Segment Start: Extracted information
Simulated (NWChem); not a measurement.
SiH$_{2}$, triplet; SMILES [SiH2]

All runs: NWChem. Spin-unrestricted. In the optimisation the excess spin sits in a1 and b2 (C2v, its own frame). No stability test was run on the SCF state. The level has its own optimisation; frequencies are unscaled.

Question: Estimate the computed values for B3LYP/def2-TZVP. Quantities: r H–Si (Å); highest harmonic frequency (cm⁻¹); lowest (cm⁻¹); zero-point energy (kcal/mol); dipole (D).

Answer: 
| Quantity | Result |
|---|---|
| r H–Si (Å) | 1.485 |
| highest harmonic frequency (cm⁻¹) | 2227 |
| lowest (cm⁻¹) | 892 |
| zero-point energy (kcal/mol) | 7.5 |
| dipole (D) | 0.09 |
Segment End: Extracted information

#### Assigned task
The stopping point is the line containing "(kcal/mol) | 7.5 |". Reproduce exactly every line of the material from the first through that one.

#### Response
Simulated (NWChem); not a measurement.
SiH$_{2}$, triplet; SMILES [SiH2]

All runs: NWChem. Spin-unrestricted. In the optimisation the excess spin sits in a1 and b2 (C2v, its own frame). No stability test was run on the SCF state. The level has its own optimisation; frequencies are unscaled.

Question: Estimate the computed values for B3LYP/def2-TZVP. Quantities: r H–Si (Å); highest harmonic frequency (cm⁻¹); lowest (cm⁻¹); zero-point energy (kcal/mol); dipole (D).

Answer: 
| Quantity | Result |
|---|---|
| r H–Si (Å) | 1.485 |
| highest harmonic frequency (cm⁻¹) | 2227 |
| lowest (cm⁻¹) | 892 |
| zero-point energy (kcal/mol) | 7.5 |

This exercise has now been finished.